● **Data extract**
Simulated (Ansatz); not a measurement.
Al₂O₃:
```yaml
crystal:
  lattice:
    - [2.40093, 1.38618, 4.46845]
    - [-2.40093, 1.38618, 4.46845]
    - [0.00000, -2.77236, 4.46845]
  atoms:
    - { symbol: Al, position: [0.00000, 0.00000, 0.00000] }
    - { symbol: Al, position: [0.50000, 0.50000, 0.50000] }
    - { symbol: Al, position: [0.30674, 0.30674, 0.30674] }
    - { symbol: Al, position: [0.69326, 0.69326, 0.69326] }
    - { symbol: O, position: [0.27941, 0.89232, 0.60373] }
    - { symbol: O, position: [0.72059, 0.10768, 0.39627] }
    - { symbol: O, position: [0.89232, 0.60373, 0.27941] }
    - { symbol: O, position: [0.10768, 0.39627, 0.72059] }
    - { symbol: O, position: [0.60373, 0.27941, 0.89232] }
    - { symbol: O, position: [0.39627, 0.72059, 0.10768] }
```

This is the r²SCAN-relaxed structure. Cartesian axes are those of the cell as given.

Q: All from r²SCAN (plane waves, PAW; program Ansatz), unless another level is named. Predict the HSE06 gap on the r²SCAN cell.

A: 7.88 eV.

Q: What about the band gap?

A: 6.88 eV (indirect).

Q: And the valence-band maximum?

● **Work task**
Begin at the top of the records above and quote each line exactly, ending with the line that contains "A: 6.88 eV (indirect).".

● **Your solution**
Simulated (Ansatz); not a measurement.
Al₂O₃:
```yaml
crystal:
  lattice:
    - [2.40093, 1.38618, 4.46845]
    - [-2.40093, 1.38618, 4.46845]
    - [0.00000, -2.77236, 4.46845]
  atoms:
    - { symbol: Al, position: [0.00000, 0.00000, 0.00000] }
    - { symbol: Al, position: [0.50000, 0.50000, 0.50000] }
    - { symbol: Al, position: [0.30674, 0.30674, 0.30674] }
    - { symbol: Al, position: [0.69326, 0.69326, 0.69326] }
    - { symbol: O, position: [0.27941, 0.89232, 0.60373] }
    - { symbol: O, position: [0.72059, 0.10768, 0.39627] }
    - { symbol: O, position: [0.89232, 0.60373, 0.27941] }
    - { symbol: O, position: [0.10768, 0.39627, 0.72059] }
    - { symbol: O, position: [0.60373, 0.27941, 0.89232] }
    - { symbol: O, position: [0.39627, 0.72059, 0.10768] }
```

This is the r²SCAN-relaxed structure. Cartesian axes are those of the cell as given.

Q: All from r²SCAN (plane waves, PAW; program Ansatz), unless another level is named. Predict the HSE06 gap on the r²SCAN cell.

A: 7.88 eV.

Q: What about the band gap?

A: 6.88 eV (indirect).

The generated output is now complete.